ACTIVITY: Set down, exactly, every line from the top of the listing through the one holding "Problem. Estimate the".

EXCERPTED RECORDS:
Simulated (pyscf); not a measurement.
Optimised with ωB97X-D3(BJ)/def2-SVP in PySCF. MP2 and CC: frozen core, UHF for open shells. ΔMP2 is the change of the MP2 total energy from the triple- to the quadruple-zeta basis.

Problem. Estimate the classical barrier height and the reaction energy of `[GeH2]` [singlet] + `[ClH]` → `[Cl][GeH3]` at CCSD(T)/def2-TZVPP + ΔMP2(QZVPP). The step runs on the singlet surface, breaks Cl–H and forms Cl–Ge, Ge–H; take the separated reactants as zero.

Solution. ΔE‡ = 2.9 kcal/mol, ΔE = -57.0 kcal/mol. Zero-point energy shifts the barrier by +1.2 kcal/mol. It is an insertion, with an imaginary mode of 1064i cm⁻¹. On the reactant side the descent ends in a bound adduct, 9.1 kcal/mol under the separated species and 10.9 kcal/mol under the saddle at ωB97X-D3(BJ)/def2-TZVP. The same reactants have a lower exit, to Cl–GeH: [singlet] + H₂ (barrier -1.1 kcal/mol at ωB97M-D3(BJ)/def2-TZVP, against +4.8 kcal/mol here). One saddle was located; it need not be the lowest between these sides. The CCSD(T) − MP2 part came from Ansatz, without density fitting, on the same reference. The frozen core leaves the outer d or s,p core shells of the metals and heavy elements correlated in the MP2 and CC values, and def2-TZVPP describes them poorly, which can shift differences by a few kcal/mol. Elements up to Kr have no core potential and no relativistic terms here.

YOUR RESPONSE:
Simulated (pyscf); not a measurement.
Optimised with ωB97X-D3(BJ)/def2-SVP in PySCF. MP2 and CC: frozen core, UHF for open shells. ΔMP2 is the change of the MP2 total energy from the triple- to the quadruple-zeta basis.

Problem. Estimate the classical barrier height and the reaction energy of `[GeH2]` [singlet] + `[ClH]` → `[Cl][GeH3]` at CCSD(T)/def2-TZVPP + ΔMP2(QZVPP). The step runs on the singlet surface, breaks Cl–H and forms Cl–Ge, Ge–H; take the separated reactants as zero.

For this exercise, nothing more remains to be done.